WORK REQUEST:
The answer should be every line below, retyped exactly.

= = =

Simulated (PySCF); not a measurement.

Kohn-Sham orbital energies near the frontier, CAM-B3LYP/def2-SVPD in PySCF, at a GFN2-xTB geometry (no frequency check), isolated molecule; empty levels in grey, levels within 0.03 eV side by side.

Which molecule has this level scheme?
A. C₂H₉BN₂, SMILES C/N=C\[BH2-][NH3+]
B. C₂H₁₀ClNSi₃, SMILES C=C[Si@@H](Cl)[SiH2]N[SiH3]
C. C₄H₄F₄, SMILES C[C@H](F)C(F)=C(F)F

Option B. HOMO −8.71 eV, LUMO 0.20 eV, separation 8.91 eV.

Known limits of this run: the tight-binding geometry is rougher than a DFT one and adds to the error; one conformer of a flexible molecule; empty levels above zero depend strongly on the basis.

= = =

TASK SOLUTION:
Simulated (PySCF); not a measurement.

Kohn-Sham orbital energies near the frontier, CAM-B3LYP/def2-SVPD in PySCF, at a GFN2-xTB geometry (no frequency check), isolated molecule; empty levels in grey, levels within 0.03 eV side by side.

Which molecule has this level scheme?
A. C₂H₉BN₂, SMILES C/N=C\[BH2-][NH3+]
B. C₂H₁₀ClNSi₃, SMILES C=C[Si@@H](Cl)[SiH2]N[SiH3]
C. C₄H₄F₄, SMILES C[C@H](F)C(F)=C(F)F

Option B. HOMO −8.71 eV, LUMO 0.20 eV, separation 8.91 eV.

Known limits of this run: the tight-binding geometry is rougher than a DFT one and adds to the error; one conformer of a flexible molecule; empty levels above zero depend strongly on the basis.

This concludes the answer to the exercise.